__ACTION ITEM__. Transcribe only the lines between the first line of the records and the line containing "Alike in both", inclusive, exactly as written.

__INFORMATION GIVEN__.
==========

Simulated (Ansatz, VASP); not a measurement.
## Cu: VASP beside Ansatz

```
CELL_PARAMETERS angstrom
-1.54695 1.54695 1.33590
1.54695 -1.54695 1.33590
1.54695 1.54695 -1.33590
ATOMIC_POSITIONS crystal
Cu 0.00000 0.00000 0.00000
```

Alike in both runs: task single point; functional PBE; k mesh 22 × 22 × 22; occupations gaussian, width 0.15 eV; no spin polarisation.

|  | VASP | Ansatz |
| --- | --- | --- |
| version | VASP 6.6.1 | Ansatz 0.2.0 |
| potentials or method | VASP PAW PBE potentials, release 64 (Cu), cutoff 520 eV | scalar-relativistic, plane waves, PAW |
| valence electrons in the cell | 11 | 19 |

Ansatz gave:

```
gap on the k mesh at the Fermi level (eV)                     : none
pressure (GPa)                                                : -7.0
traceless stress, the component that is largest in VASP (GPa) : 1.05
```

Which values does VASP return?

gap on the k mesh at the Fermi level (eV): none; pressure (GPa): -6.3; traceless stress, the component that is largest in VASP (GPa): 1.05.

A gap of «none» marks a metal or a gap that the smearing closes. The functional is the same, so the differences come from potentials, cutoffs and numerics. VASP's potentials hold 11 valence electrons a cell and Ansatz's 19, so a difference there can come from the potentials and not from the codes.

==========

__RESPONSE BOX__.
Simulated (Ansatz, VASP); not a measurement.
## Cu: VASP beside Ansatz

```
CELL_PARAMETERS angstrom
-1.54695 1.54695 1.33590
1.54695 -1.54695 1.33590
1.54695 1.54695 -1.33590
ATOMIC_POSITIONS crystal
Cu 0.00000 0.00000 0.00000
```

Alike in both runs: task single point; functional PBE; k mesh 22 × 22 × 22; occupations gaussian, width 0.15 eV; no spin polarisation.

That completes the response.